**Requirement**
This exercise calls for every record to be set down again, exactly and in full.

**Entries provided**
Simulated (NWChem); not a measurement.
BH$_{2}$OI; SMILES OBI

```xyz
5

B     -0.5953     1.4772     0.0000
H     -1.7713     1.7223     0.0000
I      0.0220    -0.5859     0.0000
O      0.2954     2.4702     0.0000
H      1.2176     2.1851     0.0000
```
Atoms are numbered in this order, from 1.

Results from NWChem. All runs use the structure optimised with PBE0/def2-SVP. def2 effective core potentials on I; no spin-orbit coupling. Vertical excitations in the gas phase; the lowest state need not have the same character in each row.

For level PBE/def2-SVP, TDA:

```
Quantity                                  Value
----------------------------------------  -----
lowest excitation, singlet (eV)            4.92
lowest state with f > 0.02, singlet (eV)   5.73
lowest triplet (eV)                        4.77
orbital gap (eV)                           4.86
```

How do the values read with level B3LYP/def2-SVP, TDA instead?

**Exercise response**
Simulated (NWChem); not a measurement.
BH$_{2}$OI; SMILES OBI

```xyz
5

B     -0.5953     1.4772     0.0000
H     -1.7713     1.7223     0.0000
I      0.0220    -0.5859     0.0000
O      0.2954     2.4702     0.0000
H      1.2176     2.1851     0.0000
```
Atoms are numbered in this order, from 1.

Results from NWChem. All runs use the structure optimised with PBE0/def2-SVP. def2 effective core potentials on I; no spin-orbit coupling. Vertical excitations in the gas phase; the lowest state need not have the same character in each row.

For level PBE/def2-SVP, TDA:

```
Quantity                                  Value
----------------------------------------  -----
lowest excitation, singlet (eV)            4.92
lowest state with f > 0.02, singlet (eV)   5.73
lowest triplet (eV)                        4.77
orbital gap (eV)                           4.86
```

How do the values read with level B3LYP/def2-SVP, TDA instead?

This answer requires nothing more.